- Work request -
Output every record precisely.

- Source data -
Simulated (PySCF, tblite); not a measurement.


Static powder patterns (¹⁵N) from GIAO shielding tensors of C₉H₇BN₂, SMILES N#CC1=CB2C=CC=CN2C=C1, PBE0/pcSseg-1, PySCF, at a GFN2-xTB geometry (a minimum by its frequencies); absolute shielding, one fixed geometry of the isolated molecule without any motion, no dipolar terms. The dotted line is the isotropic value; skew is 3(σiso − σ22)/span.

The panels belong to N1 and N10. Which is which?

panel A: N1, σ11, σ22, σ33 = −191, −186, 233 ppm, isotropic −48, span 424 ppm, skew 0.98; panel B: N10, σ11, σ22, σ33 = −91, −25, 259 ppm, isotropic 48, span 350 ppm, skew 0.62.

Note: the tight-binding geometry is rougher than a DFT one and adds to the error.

- Worked solution -
Simulated (PySCF, tblite); not a measurement.


Static powder patterns (¹⁵N) from GIAO shielding tensors of C₉H₇BN₂, SMILES N#CC1=CB2C=CC=CN2C=C1, PBE0/pcSseg-1, PySCF, at a GFN2-xTB geometry (a minimum by its frequencies); absolute shielding, one fixed geometry of the isolated molecule without any motion, no dipolar terms. The dotted line is the isotropic value; skew is 3(σiso − σ22)/span.

The panels belong to N1 and N10. Which is which?

panel A: N1, σ11, σ22, σ33 = −191, −186, 233 ppm, isotropic −48, span 424 ppm, skew 0.98; panel B: N10, σ11, σ22, σ33 = −91, −25, 259 ppm, isotropic 48, span 350 ppm, skew 0.62.

Note: the tight-binding geometry is rougher than a DFT one and adds to the error.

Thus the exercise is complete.